Each line from the beginning of the entries below through the line that includes "## 2. Energies" must be returned exactly as given.

### SOURCE MATERIAL
☆ ☆ ☆ ☆ ☆

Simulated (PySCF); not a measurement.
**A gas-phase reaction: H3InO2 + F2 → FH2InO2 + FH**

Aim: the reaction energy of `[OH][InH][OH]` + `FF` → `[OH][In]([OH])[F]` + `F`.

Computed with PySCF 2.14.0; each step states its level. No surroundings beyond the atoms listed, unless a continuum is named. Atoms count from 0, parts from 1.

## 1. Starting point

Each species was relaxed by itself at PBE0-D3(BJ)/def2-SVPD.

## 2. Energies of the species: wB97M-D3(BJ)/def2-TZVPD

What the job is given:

☆ ☆ ☆ ☆ ☆

### ANSWER BOX
Simulated (PySCF); not a measurement.
**A gas-phase reaction: H3InO2 + F2 → FH2InO2 + FH**

Aim: the reaction energy of `[OH][InH][OH]` + `FF` → `[OH][In]([OH])[F]` + `F`.

Computed with PySCF 2.14.0; each step states its level. No surroundings beyond the atoms listed, unless a continuum is named. Atoms count from 0, parts from 1.

## 1. Starting point

Each species was relaxed by itself at PBE0-D3(BJ)/def2-SVPD.

## 2. Energies of the species: wB97M-D3(BJ)/def2-TZVPD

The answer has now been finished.